- REQUIREMENT
For each line in the records, produce an exact copy.

- GIVEN INFORMATION
......

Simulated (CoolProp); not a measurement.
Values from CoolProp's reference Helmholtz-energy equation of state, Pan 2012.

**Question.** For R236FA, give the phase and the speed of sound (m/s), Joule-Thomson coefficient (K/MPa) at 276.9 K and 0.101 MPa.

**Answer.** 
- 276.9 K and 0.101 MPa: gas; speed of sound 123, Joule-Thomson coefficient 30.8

......

- TASK ANSWER
Simulated (CoolProp); not a measurement.
Values from CoolProp's reference Helmholtz-energy equation of state, Pan 2012.

**Question.** For R236FA, give the phase and the speed of sound (m/s), Joule-Thomson coefficient (K/MPa) at 276.9 K and 0.101 MPa.

**Answer.** 
- 276.9 K and 0.101 MPa: gas; speed of sound 123, Joule-Thomson coefficient 30.8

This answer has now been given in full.